--

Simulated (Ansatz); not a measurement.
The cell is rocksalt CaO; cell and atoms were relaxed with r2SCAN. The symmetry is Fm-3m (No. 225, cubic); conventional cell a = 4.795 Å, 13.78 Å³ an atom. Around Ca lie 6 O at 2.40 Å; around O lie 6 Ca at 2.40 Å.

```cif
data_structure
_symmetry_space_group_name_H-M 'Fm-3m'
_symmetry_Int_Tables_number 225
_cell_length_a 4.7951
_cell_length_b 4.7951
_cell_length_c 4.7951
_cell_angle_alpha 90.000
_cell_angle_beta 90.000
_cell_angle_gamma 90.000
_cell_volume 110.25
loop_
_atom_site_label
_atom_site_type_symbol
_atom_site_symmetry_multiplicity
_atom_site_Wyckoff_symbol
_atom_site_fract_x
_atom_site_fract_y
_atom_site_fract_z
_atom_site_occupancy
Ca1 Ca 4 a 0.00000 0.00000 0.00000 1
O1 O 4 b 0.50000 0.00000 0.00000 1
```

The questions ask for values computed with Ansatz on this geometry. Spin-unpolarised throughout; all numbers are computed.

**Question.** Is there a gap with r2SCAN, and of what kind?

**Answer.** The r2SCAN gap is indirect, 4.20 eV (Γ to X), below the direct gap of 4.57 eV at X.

--

### Work order
Beginning with the very first line of the material above, give each line again exactly, ending with the line that contains "of what kind?".

### Result
Simulated (Ansatz); not a measurement.
The cell is rocksalt CaO; cell and atoms were relaxed with r2SCAN. The symmetry is Fm-3m (No. 225, cubic); conventional cell a = 4.795 Å, 13.78 Å³ an atom. Around Ca lie 6 O at 2.40 Å; around O lie 6 Ca at 2.40 Å.

```cif
data_structure
_symmetry_space_group_name_H-M 'Fm-3m'
_symmetry_Int_Tables_number 225
_cell_length_a 4.7951
_cell_length_b 4.7951
_cell_length_c 4.7951
_cell_angle_alpha 90.000
_cell_angle_beta 90.000
_cell_angle_gamma 90.000
_cell_volume 110.25
loop_
_atom_site_label
_atom_site_type_symbol
_atom_site_symmetry_multiplicity
_atom_site_Wyckoff_symbol
_atom_site_fract_x
_atom_site_fract_y
_atom_site_fract_z
_atom_site_occupancy
Ca1 Ca 4 a 0.00000 0.00000 0.00000 1
O1 O 4 b 0.50000 0.00000 0.00000 1
```

The questions ask for values computed with Ansatz on this geometry. Spin-unpolarised throughout; all numbers are computed.

**Question.** Is there a gap with r2SCAN, and of what kind?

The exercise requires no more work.